• [Action item] Exactly as they stand, write out all of the entries again.

##### Data excerpts

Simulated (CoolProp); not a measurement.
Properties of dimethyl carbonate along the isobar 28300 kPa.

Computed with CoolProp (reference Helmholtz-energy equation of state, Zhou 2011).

##########

• [Solution]
Simulated (CoolProp); not a measurement.
Properties of dimethyl carbonate along the isobar 28300 kPa.

Computed with CoolProp (reference Helmholtz-energy equation of state, Zhou 2011).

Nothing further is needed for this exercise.